• [Extracted records]:
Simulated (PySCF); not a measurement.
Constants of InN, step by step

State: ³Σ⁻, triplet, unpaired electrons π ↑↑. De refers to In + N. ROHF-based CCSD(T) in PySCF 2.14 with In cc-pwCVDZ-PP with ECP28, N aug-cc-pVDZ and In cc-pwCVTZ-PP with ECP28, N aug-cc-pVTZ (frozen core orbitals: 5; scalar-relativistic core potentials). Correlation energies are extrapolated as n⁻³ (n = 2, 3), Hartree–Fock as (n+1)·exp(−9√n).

• [Task item]: Give back the data above, repeating every record exactly.

• [Written answer]:
Simulated (PySCF); not a measurement.
Constants of InN, step by step

State: ³Σ⁻, triplet, unpaired electrons π ↑↑. De refers to In + N. ROHF-based CCSD(T) in PySCF 2.14 with In cc-pwCVDZ-PP with ECP28, N aug-cc-pVDZ and In cc-pwCVTZ-PP with ECP28, N aug-cc-pVTZ (frozen core orbitals: 5; scalar-relativistic core potentials). Correlation energies are extrapolated as n⁻³ (n = 2, 3), Hartree–Fock as (n+1)·exp(−9√n).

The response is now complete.